Provided data.
******************************

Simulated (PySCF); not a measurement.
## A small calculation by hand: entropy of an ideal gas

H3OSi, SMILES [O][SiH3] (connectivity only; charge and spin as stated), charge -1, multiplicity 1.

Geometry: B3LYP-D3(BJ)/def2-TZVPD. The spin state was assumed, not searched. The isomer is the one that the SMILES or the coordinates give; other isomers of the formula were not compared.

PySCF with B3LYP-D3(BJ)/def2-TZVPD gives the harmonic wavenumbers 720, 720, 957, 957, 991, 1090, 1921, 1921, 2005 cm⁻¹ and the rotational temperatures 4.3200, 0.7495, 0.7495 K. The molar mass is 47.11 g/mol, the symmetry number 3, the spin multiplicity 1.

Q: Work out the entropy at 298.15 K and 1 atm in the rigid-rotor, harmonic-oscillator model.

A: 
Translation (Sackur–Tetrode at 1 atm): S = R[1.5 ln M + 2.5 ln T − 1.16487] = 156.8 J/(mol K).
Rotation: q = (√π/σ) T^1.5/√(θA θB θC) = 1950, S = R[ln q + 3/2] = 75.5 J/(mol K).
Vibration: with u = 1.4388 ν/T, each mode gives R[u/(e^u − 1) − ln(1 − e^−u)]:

******************************

Work order.
Set down precisely the lines above between the line holding "## A small calculation" and the line holding "Rotation: q = (√π/σ)", inclusive, and nothing beyond them.

Your solution.
## A small calculation by hand: entropy of an ideal gas

H3OSi, SMILES [O][SiH3] (connectivity only; charge and spin as stated), charge -1, multiplicity 1.

Geometry: B3LYP-D3(BJ)/def2-TZVPD. The spin state was assumed, not searched. The isomer is the one that the SMILES or the coordinates give; other isomers of the formula were not compared.

PySCF with B3LYP-D3(BJ)/def2-TZVPD gives the harmonic wavenumbers 720, 720, 957, 957, 991, 1090, 1921, 1921, 2005 cm⁻¹ and the rotational temperatures 4.3200, 0.7495, 0.7495 K. The molar mass is 47.11 g/mol, the symmetry number 3, the spin multiplicity 1.

Q: Work out the entropy at 298.15 K and 1 atm in the rigid-rotor, harmonic-oscillator model.

A: 
Translation (Sackur–Tetrode at 1 atm): S = R[1.5 ln M + 2.5 ln T − 1.16487] = 156.8 J/(mol K).
Rotation: q = (√π/σ) T^1.5/√(θA θB θC) = 1950, S = R[ln q + 3/2] = 75.5 J/(mol K).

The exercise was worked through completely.